• Exercise
Among the entries that follow, the required portion opens with the line containing "(1) Predict the band gap on the k mesh." and closes with the line containing "(1) zero (filled and empty bands touch).". Give that portion again exactly, and nothing else.

• Extracted entries
►
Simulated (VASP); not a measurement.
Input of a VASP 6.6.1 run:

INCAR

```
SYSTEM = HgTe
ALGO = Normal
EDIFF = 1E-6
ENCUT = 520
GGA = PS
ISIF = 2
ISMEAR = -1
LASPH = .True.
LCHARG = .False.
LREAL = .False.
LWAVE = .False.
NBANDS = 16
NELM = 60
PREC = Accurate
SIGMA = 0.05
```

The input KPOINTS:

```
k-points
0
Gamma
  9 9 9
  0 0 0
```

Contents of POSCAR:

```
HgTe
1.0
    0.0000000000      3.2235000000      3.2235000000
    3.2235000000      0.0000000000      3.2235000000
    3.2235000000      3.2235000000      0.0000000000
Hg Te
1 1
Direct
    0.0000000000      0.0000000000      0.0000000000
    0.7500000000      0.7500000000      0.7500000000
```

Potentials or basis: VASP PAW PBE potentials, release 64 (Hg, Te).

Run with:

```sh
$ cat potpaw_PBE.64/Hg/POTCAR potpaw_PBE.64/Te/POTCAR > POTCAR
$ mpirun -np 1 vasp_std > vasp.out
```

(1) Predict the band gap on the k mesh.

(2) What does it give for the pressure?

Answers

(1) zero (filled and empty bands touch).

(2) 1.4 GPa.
◄

• Response area
(1) Predict the band gap on the k mesh.

(2) What does it give for the pressure?

Answers

(1) zero (filled and empty bands touch).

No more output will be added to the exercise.